RECORD EXTRACTS:
========================

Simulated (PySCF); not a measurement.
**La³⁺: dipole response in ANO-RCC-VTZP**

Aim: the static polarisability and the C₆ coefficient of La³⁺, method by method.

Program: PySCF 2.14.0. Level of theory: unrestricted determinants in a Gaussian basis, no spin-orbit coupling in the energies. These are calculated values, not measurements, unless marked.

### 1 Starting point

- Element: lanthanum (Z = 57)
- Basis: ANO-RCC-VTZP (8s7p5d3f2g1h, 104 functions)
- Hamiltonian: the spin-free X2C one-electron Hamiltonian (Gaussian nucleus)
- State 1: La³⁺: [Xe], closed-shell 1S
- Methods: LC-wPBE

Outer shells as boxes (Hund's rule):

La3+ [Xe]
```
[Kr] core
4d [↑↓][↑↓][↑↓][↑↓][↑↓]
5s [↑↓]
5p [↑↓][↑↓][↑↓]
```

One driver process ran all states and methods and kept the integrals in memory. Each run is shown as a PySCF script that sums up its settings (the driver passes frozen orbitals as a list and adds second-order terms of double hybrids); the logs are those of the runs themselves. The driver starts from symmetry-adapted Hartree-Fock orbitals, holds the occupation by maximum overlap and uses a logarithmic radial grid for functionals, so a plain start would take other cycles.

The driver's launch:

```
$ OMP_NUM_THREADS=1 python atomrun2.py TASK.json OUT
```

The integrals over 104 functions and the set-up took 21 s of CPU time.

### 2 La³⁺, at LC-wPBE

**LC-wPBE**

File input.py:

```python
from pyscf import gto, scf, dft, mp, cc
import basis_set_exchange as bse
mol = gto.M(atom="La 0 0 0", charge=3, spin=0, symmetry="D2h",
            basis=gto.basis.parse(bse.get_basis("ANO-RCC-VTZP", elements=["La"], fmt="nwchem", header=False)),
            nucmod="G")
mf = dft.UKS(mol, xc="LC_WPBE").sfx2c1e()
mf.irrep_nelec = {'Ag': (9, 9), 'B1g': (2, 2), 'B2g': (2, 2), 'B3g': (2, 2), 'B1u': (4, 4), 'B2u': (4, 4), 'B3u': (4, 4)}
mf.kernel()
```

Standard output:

========================

WORK ORDER: Reproduce the listing word for word from its first line up to and including the line with "Aim: the static". Give no other lines.

WRITTEN SOLUTION:
Simulated (PySCF); not a measurement.
**La³⁺: dipole response in ANO-RCC-VTZP**

Aim: the static polarisability and the C₆ coefficient of La³⁺, method by method.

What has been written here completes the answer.